Input data:
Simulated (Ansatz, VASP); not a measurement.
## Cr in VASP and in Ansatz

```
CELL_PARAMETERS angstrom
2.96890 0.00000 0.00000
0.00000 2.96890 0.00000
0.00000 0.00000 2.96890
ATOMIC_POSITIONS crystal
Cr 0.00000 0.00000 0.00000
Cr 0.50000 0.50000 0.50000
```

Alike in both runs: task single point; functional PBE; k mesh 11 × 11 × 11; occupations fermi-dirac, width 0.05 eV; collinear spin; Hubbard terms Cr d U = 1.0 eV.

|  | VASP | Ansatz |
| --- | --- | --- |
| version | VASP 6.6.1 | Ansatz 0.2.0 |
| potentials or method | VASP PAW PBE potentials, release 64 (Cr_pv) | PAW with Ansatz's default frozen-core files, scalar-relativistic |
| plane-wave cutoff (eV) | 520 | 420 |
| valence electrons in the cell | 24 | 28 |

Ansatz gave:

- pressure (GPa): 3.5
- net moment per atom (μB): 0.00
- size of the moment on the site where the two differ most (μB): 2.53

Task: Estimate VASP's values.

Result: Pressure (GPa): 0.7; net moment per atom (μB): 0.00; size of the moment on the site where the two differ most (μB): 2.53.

Assigned task:
Print out the complete data above, character for character.

Exercise answer:
Simulated (Ansatz, VASP); not a measurement.
## Cr in VASP and in Ansatz

```
CELL_PARAMETERS angstrom
2.96890 0.00000 0.00000
0.00000 2.96890 0.00000
0.00000 0.00000 2.96890
ATOMIC_POSITIONS crystal
Cr 0.00000 0.00000 0.00000
Cr 0.50000 0.50000 0.50000
```

Alike in both runs: task single point; functional PBE; k mesh 11 × 11 × 11; occupations fermi-dirac, width 0.05 eV; collinear spin; Hubbard terms Cr d U = 1.0 eV.

|  | VASP | Ansatz |
| --- | --- | --- |
| version | VASP 6.6.1 | Ansatz 0.2.0 |
| potentials or method | VASP PAW PBE potentials, release 64 (Cr_pv) | PAW with Ansatz's default frozen-core files, scalar-relativistic |
| plane-wave cutoff (eV) | 520 | 420 |
| valence electrons in the cell | 24 | 28 |

Ansatz gave:

- pressure (GPa): 3.5
- net moment per atom (μB): 0.00
- size of the moment on the site where the two differ most (μB): 2.53

Task: Estimate VASP's values.

Result: Pressure (GPa): 0.7; net moment per atom (μB): 0.00; size of the moment on the site where the two differ most (μB): 2.53.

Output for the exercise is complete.